=-=-=-=-=
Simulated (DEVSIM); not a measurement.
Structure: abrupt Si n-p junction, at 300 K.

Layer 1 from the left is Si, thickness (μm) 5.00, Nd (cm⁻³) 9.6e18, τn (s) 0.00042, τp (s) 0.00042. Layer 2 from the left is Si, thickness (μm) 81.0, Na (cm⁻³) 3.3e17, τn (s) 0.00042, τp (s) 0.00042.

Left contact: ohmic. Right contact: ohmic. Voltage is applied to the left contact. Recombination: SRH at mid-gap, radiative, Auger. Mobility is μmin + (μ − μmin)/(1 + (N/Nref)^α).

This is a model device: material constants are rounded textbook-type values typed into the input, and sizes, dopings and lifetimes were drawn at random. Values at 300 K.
=-=-=-=-=

Reproduce, character for character, only the lines of the preceding data that start at the line with "Structure: abrupt Si n-p junction, at 300 K." and end at the line with "Layer 1 from", both included.

Written answer |
Structure: abrupt Si n-p junction, at 300 K.

Layer 1 from the left is Si, thickness (μm) 5.00, Nd (cm⁻³) 9.6e18, τn (s) 0.00042, τp (s) 0.00042. Layer 2 from the left is Si, thickness (μm) 81.0, Na (cm⁻³) 3.3e17, τn (s) 0.00042, τp (s) 0.00042.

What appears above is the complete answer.